○ ○ ○
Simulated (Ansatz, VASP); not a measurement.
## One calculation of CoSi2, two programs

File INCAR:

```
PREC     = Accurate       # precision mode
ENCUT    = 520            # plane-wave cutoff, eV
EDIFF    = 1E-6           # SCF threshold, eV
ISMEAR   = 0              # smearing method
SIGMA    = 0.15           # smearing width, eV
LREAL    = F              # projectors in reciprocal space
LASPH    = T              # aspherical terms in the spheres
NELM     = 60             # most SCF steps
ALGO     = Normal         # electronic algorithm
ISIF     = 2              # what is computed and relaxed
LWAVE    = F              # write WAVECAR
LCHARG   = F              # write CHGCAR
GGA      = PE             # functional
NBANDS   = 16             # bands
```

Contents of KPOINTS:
○ ○ ○

### Brief
Each line of the material above needs to be quoted exactly, please.

### Task response
Simulated (Ansatz, VASP); not a measurement.
## One calculation of CoSi2, two programs

File INCAR:

```
PREC     = Accurate       # precision mode
ENCUT    = 520            # plane-wave cutoff, eV
EDIFF    = 1E-6           # SCF threshold, eV
ISMEAR   = 0              # smearing method
SIGMA    = 0.15           # smearing width, eV
LREAL    = F              # projectors in reciprocal space
LASPH    = T              # aspherical terms in the spheres
NELM     = 60             # most SCF steps
ALGO     = Normal         # electronic algorithm
ISIF     = 2              # what is computed and relaxed
LWAVE    = F              # write WAVECAR
LCHARG   = F              # write CHGCAR
GGA      = PE             # functional
NBANDS   = 16             # bands
```

Contents of KPOINTS:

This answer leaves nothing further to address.